== Data listing

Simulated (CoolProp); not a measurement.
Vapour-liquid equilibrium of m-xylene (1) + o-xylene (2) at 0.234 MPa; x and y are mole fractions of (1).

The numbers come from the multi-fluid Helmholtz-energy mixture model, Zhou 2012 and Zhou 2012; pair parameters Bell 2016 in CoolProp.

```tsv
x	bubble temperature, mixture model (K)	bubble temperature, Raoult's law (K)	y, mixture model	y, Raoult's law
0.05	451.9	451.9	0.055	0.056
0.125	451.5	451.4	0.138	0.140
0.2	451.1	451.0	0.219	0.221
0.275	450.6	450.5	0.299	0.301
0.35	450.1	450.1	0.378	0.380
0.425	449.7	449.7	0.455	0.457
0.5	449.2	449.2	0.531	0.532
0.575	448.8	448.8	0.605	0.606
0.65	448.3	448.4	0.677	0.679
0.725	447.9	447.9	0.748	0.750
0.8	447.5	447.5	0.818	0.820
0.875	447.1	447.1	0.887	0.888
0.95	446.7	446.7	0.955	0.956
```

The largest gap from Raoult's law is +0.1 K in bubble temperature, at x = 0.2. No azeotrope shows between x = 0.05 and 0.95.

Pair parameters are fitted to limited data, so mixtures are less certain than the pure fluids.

====

● **Brief**:
Set down only the lines above that fall between the line holding "The numbers come" and the line holding "The largest gap", inclusive, keeping each exact.

● **Exercise response**:
The numbers come from the multi-fluid Helmholtz-energy mixture model, Zhou 2012 and Zhou 2012; pair parameters Bell 2016 in CoolProp.

```tsv
x	bubble temperature, mixture model (K)	bubble temperature, Raoult's law (K)	y, mixture model	y, Raoult's law
0.05	451.9	451.9	0.055	0.056
0.125	451.5	451.4	0.138	0.140
0.2	451.1	451.0	0.219	0.221
0.275	450.6	450.5	0.299	0.301
0.35	450.1	450.1	0.378	0.380
0.425	449.7	449.7	0.455	0.457
0.5	449.2	449.2	0.531	0.532
0.575	448.8	448.8	0.605	0.606
0.65	448.3	448.4	0.677	0.679
0.725	447.9	447.9	0.748	0.750
0.8	447.5	447.5	0.818	0.820
0.875	447.1	447.1	0.887	0.888
0.95	446.7	446.7	0.955	0.956
```

The largest gap from Raoult's law is +0.1 K in bubble temperature, at x = 0.2. No azeotrope shows between x = 0.05 and 0.95.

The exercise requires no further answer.